Set down exactly, from the records below, the line with "78430 | 1.335 |" through the line with "Q: Which ion", and nothing else.

*** Begin section ***

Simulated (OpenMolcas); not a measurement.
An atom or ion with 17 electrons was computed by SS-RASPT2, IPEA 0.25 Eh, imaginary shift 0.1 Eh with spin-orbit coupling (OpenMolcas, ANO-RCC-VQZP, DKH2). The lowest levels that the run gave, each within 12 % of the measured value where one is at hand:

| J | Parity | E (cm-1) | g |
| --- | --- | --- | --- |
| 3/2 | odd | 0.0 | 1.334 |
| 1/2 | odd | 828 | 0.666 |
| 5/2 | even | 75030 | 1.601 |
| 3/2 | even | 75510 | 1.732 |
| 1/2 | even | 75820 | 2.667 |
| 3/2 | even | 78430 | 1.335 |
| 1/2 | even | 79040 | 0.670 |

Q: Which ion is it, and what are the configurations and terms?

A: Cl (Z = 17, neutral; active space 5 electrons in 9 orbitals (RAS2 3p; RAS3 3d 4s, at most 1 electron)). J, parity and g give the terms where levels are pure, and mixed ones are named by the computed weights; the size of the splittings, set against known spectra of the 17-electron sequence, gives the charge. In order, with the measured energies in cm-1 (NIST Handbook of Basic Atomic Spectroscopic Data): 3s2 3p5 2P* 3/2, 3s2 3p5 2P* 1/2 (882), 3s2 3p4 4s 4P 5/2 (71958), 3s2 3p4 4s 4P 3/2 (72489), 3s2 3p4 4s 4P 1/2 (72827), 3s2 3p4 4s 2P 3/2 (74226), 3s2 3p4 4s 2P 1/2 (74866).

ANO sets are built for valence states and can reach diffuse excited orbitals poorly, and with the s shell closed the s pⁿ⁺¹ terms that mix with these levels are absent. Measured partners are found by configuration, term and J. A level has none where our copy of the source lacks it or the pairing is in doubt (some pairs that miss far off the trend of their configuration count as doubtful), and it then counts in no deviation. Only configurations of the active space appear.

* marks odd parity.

*** End section ***

* EXERCISE ANSWER:
| 3/2 | even | 78430 | 1.335 |
| 1/2 | even | 79040 | 0.670 |

Q: Which ion is it, and what are the configurations and terms?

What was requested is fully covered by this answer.